********

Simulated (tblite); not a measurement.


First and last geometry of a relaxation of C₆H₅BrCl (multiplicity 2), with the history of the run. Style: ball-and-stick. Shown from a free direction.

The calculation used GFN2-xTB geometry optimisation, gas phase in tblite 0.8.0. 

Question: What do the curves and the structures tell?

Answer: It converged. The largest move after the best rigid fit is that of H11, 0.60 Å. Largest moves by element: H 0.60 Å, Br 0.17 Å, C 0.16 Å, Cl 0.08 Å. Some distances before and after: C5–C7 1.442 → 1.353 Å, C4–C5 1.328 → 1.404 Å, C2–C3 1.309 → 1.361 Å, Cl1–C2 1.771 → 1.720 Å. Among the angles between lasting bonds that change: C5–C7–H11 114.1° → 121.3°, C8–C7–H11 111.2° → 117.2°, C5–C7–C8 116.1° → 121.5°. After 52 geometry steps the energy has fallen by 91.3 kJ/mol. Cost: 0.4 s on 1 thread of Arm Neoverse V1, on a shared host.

********

__WORK ORDER__
Your output is to be the lines of the listing, exact and complete, starting at the first and ending with the line that contains "The calculation used".

__RESPONSE BOX__
Simulated (tblite); not a measurement.


First and last geometry of a relaxation of C₆H₅BrCl (multiplicity 2), with the history of the run. Style: ball-and-stick. Shown from a free direction.

The calculation used GFN2-xTB geometry optimisation, gas phase in tblite 0.8.0. 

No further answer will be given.